ASSIGNED TASK:
Every entry below needs to be repeated exactly.

··· DATA LISTING ···

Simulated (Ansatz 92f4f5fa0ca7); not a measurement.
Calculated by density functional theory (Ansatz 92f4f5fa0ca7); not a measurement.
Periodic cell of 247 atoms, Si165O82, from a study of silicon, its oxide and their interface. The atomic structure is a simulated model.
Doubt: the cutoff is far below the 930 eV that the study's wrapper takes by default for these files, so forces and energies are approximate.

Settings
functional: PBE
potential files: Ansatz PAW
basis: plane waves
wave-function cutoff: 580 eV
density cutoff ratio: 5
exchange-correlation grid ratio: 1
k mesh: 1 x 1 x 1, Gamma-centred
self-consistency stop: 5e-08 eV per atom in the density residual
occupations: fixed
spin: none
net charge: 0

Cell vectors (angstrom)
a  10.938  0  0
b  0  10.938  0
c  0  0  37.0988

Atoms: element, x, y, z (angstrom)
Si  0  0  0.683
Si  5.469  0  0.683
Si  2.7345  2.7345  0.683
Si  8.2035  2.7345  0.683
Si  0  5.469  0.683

···

ANSWER SECTION:
Simulated (Ansatz 92f4f5fa0ca7); not a measurement.
Calculated by density functional theory (Ansatz 92f4f5fa0ca7); not a measurement.
Periodic cell of 247 atoms, Si165O82, from a study of silicon, its oxide and their interface. The atomic structure is a simulated model.
Doubt: the cutoff is far below the 930 eV that the study's wrapper takes by default for these files, so forces and energies are approximate.

Settings
functional: PBE
potential files: Ansatz PAW
basis: plane waves
wave-function cutoff: 580 eV
density cutoff ratio: 5
exchange-correlation grid ratio: 1
k mesh: 1 x 1 x 1, Gamma-centred
self-consistency stop: 5e-08 eV per atom in the density residual
occupations: fixed
spin: none
net charge: 0

Cell vectors (angstrom)
a  10.938  0  0
b  0  10.938  0
c  0  0  37.0988

Atoms: element, x, y, z (angstrom)
Si  0  0  0.683
Si  5.469  0  0.683
Si  2.7345  2.7345  0.683
Si  8.2035  2.7345  0.683
Si  0  5.469  0.683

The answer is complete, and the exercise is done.